** EXERCISE **
All of the data is to be set down again without any alteration.

** SUPPLIED MATERIAL **
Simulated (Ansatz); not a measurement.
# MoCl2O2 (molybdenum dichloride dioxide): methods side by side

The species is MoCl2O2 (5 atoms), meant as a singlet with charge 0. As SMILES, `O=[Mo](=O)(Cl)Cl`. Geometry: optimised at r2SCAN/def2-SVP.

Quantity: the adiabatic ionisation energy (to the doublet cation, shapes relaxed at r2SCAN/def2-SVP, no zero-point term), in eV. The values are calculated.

** RESPONSE **
Simulated (Ansatz); not a measurement.
# MoCl2O2 (molybdenum dichloride dioxide): methods side by side

The species is MoCl2O2 (5 atoms), meant as a singlet with charge 0. As SMILES, `O=[Mo](=O)(Cl)Cl`. Geometry: optimised at r2SCAN/def2-SVP.

Quantity: the adiabatic ionisation energy (to the doublet cation, shapes relaxed at r2SCAN/def2-SVP, no zero-point term), in eV. The values are calculated.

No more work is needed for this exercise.